Start of Available data

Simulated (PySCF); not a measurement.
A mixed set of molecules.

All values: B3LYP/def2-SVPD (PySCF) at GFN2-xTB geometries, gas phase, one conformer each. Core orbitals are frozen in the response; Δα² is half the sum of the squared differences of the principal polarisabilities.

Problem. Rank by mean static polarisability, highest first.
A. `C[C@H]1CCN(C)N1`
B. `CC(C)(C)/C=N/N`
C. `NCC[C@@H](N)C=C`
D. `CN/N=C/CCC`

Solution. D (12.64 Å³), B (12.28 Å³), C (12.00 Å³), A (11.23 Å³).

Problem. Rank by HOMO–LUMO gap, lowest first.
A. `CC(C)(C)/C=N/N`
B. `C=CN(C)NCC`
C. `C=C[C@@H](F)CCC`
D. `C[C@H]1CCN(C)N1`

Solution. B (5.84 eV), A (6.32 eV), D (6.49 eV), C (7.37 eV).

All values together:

End of Available data

**Exercise**
Set the records above down again. Match them exactly.

**Answer box**
Simulated (PySCF); not a measurement.
A mixed set of molecules.

All values: B3LYP/def2-SVPD (PySCF) at GFN2-xTB geometries, gas phase, one conformer each. Core orbitals are frozen in the response; Δα² is half the sum of the squared differences of the principal polarisabilities.

Problem. Rank by mean static polarisability, highest first.
A. `C[C@H]1CCN(C)N1`
B. `CC(C)(C)/C=N/N`
C. `NCC[C@@H](N)C=C`
D. `CN/N=C/CCC`

Solution. D (12.64 Å³), B (12.28 Å³), C (12.00 Å³), A (11.23 Å³).

Problem. Rank by HOMO–LUMO gap, lowest first.
A. `CC(C)(C)/C=N/N`
B. `C=CN(C)NCC`
C. `C=C[C@@H](F)CCC`
D. `C[C@H]1CCN(C)N1`

Solution. B (5.84 eV), A (6.32 eV), D (6.49 eV), C (7.37 eV).

All values together:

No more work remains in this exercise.